§ DATASET CONTENT:
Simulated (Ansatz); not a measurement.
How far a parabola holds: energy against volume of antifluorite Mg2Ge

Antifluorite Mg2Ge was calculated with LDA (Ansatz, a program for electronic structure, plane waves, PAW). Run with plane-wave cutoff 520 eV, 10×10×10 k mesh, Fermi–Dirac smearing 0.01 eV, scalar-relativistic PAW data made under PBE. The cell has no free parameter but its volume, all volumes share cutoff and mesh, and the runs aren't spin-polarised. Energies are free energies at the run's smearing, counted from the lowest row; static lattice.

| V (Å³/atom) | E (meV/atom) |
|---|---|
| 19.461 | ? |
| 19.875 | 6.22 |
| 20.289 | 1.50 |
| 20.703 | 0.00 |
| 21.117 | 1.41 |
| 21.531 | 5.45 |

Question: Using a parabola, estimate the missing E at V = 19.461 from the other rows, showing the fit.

§ EXERCISE: Reproduce each entry above without a single difference.

§ WRITTEN SOLUTION:
Simulated (Ansatz); not a measurement.
How far a parabola holds: energy against volume of antifluorite Mg2Ge

Antifluorite Mg2Ge was calculated with LDA (Ansatz, a program for electronic structure, plane waves, PAW). Run with plane-wave cutoff 520 eV, 10×10×10 k mesh, Fermi–Dirac smearing 0.01 eV, scalar-relativistic PAW data made under PBE. The cell has no free parameter but its volume, all volumes share cutoff and mesh, and the runs aren't spin-polarised. Energies are free energies at the run's smearing, counted from the lowest row; static lattice.

| V (Å³/atom) | E (meV/atom) |
|---|---|
| 19.461 | ? |
| 19.875 | 6.22 |
| 20.289 | 1.50 |
| 20.703 | 0.00 |
| 21.117 | 1.41 |
| 21.531 | 5.45 |

Question: Using a parabola, estimate the missing E at V = 19.461 from the other rows, showing the fit.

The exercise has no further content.